_ _ _ _ _ _ _
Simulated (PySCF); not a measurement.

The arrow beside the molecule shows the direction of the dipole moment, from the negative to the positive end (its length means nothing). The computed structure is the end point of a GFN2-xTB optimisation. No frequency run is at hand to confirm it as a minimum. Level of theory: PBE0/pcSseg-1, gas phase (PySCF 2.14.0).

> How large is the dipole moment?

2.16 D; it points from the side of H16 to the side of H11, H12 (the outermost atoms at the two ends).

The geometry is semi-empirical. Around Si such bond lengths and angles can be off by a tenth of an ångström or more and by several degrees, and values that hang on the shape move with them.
_ _ _ _ _ _ _

REQUIRED ACTION:
What you return should be the lines from the beginning of the records through the one that contains "2.16 D; it points", repeated exactly and with no additions.

ANSWER SECTION:
Simulated (PySCF); not a measurement.

The arrow beside the molecule shows the direction of the dipole moment, from the negative to the positive end (its length means nothing). The computed structure is the end point of a GFN2-xTB optimisation. No frequency run is at hand to confirm it as a minimum. Level of theory: PBE0/pcSseg-1, gas phase (PySCF 2.14.0).

> How large is the dipole moment?

2.16 D; it points from the side of H16 to the side of H11, H12 (the outermost atoms at the two ends).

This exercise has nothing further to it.